_Work request:_
This exercise needs the complete data reproduced exactly.

══════

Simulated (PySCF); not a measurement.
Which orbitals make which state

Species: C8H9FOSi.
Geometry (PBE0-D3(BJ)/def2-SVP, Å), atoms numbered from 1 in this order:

══════

_Solution:_
Simulated (PySCF); not a measurement.
Which orbitals make which state

Species: C8H9FOSi.
Geometry (PBE0-D3(BJ)/def2-SVP, Å), atoms numbered from 1 in this order:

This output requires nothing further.